Dataset excerpts
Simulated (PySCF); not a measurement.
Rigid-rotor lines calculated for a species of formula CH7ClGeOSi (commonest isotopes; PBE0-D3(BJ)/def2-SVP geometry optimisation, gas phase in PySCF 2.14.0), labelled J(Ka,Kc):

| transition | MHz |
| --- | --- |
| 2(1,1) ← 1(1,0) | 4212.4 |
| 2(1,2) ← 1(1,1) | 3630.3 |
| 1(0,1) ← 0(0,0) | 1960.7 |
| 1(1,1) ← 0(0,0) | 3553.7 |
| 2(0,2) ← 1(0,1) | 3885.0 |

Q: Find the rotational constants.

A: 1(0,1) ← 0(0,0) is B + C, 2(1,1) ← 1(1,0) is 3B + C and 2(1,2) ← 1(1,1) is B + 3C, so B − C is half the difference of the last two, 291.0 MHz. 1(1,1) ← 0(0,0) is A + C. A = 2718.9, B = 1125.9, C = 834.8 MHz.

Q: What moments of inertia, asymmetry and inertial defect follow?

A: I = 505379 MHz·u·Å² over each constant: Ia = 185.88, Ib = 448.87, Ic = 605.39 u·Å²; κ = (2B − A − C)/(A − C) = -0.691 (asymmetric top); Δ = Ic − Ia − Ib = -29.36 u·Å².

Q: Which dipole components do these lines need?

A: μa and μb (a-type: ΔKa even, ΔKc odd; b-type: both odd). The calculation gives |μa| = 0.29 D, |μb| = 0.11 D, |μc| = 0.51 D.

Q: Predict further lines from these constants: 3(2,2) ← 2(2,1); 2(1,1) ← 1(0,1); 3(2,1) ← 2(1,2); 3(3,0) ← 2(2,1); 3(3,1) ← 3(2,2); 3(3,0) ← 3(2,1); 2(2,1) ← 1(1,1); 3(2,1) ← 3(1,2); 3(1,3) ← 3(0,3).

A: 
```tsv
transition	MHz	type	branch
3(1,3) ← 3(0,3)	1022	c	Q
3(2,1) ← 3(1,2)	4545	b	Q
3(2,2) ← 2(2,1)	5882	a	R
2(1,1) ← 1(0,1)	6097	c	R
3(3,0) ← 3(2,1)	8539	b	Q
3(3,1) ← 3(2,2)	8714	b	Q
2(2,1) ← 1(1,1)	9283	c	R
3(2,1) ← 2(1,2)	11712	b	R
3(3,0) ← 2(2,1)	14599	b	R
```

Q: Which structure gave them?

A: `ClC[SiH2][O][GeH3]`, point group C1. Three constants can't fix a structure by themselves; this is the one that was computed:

Required action
Your output should be an exact copy of the lines from the top of the listing above to the line with "A: 1(0,1) ← 0(0,0)", both ends included.

Response
Simulated (PySCF); not a measurement.
Rigid-rotor lines calculated for a species of formula CH7ClGeOSi (commonest isotopes; PBE0-D3(BJ)/def2-SVP geometry optimisation, gas phase in PySCF 2.14.0), labelled J(Ka,Kc):

| transition | MHz |
| --- | --- |
| 2(1,1) ← 1(1,0) | 4212.4 |
| 2(1,2) ← 1(1,1) | 3630.3 |
| 1(0,1) ← 0(0,0) | 1960.7 |
| 1(1,1) ← 0(0,0) | 3553.7 |
| 2(0,2) ← 1(0,1) | 3885.0 |

Q: Find the rotational constants.

A: 1(0,1) ← 0(0,0) is B + C, 2(1,1) ← 1(1,0) is 3B + C and 2(1,2) ← 1(1,1) is B + 3C, so B − C is half the difference of the last two, 291.0 MHz. 1(1,1) ← 0(0,0) is A + C. A = 2718.9, B = 1125.9, C = 834.8 MHz.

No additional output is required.